[[ Information provided open ]]
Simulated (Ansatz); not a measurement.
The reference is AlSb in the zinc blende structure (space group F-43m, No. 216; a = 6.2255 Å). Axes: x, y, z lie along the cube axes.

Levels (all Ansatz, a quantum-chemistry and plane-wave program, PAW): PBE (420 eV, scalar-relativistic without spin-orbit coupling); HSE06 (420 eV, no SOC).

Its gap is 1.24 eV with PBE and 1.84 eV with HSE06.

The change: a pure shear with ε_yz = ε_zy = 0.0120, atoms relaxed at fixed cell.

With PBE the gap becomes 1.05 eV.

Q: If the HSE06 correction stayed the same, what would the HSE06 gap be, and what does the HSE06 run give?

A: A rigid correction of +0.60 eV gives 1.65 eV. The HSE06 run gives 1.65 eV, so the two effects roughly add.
[[ Information provided closed ]]

[Work task]
The records above are to be repeated in full, word for word.

[Exercise output]
Simulated (Ansatz); not a measurement.
The reference is AlSb in the zinc blende structure (space group F-43m, No. 216; a = 6.2255 Å). Axes: x, y, z lie along the cube axes.

Levels (all Ansatz, a quantum-chemistry and plane-wave program, PAW): PBE (420 eV, scalar-relativistic without spin-orbit coupling); HSE06 (420 eV, no SOC).

Its gap is 1.24 eV with PBE and 1.84 eV with HSE06.

The change: a pure shear with ε_yz = ε_zy = 0.0120, atoms relaxed at fixed cell.

With PBE the gap becomes 1.05 eV.

Q: If the HSE06 correction stayed the same, what would the HSE06 gap be, and what does the HSE06 run give?

A: A rigid correction of +0.60 eV gives 1.65 eV. The HSE06 run gives 1.65 eV, so the two effects roughly add.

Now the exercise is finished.